- DATASET EXTRACT -
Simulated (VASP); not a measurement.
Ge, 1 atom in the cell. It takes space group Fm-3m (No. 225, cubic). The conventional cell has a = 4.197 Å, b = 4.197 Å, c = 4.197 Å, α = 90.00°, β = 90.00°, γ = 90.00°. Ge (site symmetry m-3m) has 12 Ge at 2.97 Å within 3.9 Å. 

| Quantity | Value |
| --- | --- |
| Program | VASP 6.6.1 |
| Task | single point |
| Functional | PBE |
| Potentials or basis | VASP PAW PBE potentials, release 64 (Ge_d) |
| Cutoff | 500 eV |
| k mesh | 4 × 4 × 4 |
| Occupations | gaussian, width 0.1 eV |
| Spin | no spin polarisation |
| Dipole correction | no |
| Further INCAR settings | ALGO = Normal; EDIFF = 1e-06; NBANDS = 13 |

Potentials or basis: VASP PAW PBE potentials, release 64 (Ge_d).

- WORK REQUEST -
Reproduce each line of the material above precisely.

- REPLY -
Simulated (VASP); not a measurement.
Ge, 1 atom in the cell. It takes space group Fm-3m (No. 225, cubic). The conventional cell has a = 4.197 Å, b = 4.197 Å, c = 4.197 Å, α = 90.00°, β = 90.00°, γ = 90.00°. Ge (site symmetry m-3m) has 12 Ge at 2.97 Å within 3.9 Å. 

| Quantity | Value |
| --- | --- |
| Program | VASP 6.6.1 |
| Task | single point |
| Functional | PBE |
| Potentials or basis | VASP PAW PBE potentials, release 64 (Ge_d) |
| Cutoff | 500 eV |
| k mesh | 4 × 4 × 4 |
| Occupations | gaussian, width 0.1 eV |
| Spin | no spin polarisation |
| Dipole correction | no |
| Further INCAR settings | ALGO = Normal; EDIFF = 1e-06; NBANDS = 13 |

Potentials or basis: VASP PAW PBE potentials, release 64 (Ge_d).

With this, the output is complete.